PROVIDED MATERIAL –
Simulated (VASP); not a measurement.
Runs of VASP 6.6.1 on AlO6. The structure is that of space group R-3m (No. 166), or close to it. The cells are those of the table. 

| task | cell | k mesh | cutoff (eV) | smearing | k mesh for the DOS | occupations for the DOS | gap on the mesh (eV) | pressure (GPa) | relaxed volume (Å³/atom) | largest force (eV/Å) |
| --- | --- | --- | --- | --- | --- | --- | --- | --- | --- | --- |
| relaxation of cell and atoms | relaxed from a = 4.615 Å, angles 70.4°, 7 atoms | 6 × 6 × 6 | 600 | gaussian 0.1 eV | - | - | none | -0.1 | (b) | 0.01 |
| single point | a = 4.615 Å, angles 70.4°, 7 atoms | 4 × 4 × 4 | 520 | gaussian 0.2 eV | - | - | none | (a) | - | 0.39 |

WORK TASK – Return the entries in full. Do not alter them.

ANSWER SPACE –
Simulated (VASP); not a measurement.
Runs of VASP 6.6.1 on AlO6. The structure is that of space group R-3m (No. 166), or close to it. The cells are those of the table. 

| task | cell | k mesh | cutoff (eV) | smearing | k mesh for the DOS | occupations for the DOS | gap on the mesh (eV) | pressure (GPa) | relaxed volume (Å³/atom) | largest force (eV/Å) |
| --- | --- | --- | --- | --- | --- | --- | --- | --- | --- | --- |
| relaxation of cell and atoms | relaxed from a = 4.615 Å, angles 70.4°, 7 atoms | 6 × 6 × 6 | 600 | gaussian 0.1 eV | - | - | none | -0.1 | (b) | 0.01 |
| single point | a = 4.615 Å, angles 70.4°, 7 atoms | 4 × 4 × 4 | 520 | gaussian 0.2 eV | - | - | none | (a) | - | 0.39 |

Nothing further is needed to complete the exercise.